▶ **Requirement**
Exactly the lines starting at the line containing "In the def2" and ending at the line containing "-9.27 | -9.47 |" are to be written out from the listing below, both included.

▶ **Entries shown**
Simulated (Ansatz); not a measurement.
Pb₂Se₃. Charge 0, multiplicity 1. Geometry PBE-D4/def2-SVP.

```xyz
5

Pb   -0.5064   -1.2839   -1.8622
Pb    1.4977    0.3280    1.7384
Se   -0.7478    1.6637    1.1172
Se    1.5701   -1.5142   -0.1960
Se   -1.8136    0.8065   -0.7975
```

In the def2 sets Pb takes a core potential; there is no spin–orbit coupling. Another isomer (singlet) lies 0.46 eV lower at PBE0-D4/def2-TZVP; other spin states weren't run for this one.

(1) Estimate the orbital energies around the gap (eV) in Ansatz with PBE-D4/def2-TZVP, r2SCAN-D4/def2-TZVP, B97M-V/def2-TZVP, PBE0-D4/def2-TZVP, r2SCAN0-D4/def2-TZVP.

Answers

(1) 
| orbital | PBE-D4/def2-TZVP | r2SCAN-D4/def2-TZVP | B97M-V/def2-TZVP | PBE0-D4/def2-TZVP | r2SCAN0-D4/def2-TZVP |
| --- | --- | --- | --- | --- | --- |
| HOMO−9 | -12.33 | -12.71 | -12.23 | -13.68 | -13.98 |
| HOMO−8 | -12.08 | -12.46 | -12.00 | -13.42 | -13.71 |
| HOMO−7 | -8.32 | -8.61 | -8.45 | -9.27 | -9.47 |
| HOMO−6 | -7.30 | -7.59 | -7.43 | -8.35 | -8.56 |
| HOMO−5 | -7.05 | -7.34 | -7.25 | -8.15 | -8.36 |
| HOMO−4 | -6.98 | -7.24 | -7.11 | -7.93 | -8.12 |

▶ **Written answer**
In the def2 sets Pb takes a core potential; there is no spin–orbit coupling. Another isomer (singlet) lies 0.46 eV lower at PBE0-D4/def2-TZVP; other spin states weren't run for this one.

(1) Estimate the orbital energies around the gap (eV) in Ansatz with PBE-D4/def2-TZVP, r2SCAN-D4/def2-TZVP, B97M-V/def2-TZVP, PBE0-D4/def2-TZVP, r2SCAN0-D4/def2-TZVP.

Answers

(1) 
| orbital | PBE-D4/def2-TZVP | r2SCAN-D4/def2-TZVP | B97M-V/def2-TZVP | PBE0-D4/def2-TZVP | r2SCAN0-D4/def2-TZVP |
| --- | --- | --- | --- | --- | --- |
| HOMO−9 | -12.33 | -12.71 | -12.23 | -13.68 | -13.98 |
| HOMO−8 | -12.08 | -12.46 | -12.00 | -13.42 | -13.71 |
| HOMO−7 | -8.32 | -8.61 | -8.45 | -9.27 | -9.47 |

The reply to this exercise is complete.